== Segment start ==
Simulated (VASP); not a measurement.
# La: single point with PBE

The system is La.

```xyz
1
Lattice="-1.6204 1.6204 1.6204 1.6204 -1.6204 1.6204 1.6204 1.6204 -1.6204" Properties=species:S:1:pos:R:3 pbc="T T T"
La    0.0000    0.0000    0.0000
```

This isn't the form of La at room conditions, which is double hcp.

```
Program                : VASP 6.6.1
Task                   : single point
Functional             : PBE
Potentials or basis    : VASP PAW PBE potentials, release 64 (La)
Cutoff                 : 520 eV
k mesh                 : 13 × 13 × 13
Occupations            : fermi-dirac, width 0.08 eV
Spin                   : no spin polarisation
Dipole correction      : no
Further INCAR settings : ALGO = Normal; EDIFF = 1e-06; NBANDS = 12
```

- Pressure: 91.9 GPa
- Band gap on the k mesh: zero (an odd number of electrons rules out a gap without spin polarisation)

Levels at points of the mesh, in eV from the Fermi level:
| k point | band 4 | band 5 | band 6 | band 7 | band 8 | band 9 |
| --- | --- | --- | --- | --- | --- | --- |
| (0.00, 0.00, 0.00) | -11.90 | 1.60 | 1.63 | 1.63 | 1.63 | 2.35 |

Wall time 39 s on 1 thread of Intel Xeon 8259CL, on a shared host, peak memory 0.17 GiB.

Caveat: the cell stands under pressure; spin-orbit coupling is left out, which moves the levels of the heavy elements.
== Segment end ==

Each line in the listing above from the one containing "- Pressure: 91.9 GPa" through the one containing "1.63 | 2.35 |" should be repeated exactly, and no other line.

- Pressure: 91.9 GPa
- Band gap on the k mesh: zero (an odd number of electrons rules out a gap without spin polarisation)

Levels at points of the mesh, in eV from the Fermi level:
| k point | band 4 | band 5 | band 6 | band 7 | band 8 | band 9 |
| --- | --- | --- | --- | --- | --- | --- |
| (0.00, 0.00, 0.00) | -11.90 | 1.60 | 1.63 | 1.63 | 1.63 | 2.35 |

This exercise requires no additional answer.